Required action =>
Reproduce all records verbatim.

________
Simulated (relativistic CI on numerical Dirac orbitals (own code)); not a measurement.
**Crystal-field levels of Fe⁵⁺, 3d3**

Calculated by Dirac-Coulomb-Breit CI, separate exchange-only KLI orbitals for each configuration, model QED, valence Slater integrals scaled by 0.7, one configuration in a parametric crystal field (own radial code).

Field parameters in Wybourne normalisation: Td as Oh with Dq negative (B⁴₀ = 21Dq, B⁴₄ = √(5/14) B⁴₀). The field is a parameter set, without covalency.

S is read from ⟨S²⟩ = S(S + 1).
________

Written answer =>
Simulated (relativistic CI on numerical Dirac orbitals (own code)); not a measurement.
**Crystal-field levels of Fe⁵⁺, 3d3**

Calculated by Dirac-Coulomb-Breit CI, separate exchange-only KLI orbitals for each configuration, model QED, valence Slater integrals scaled by 0.7, one configuration in a parametric crystal field (own radial code).

Field parameters in Wybourne normalisation: Td as Oh with Dq negative (B⁴₀ = 21Dq, B⁴₄ = √(5/14) B⁴₀). The field is a parameter set, without covalency.

S is read from ⟨S²⟩ = S(S + 1).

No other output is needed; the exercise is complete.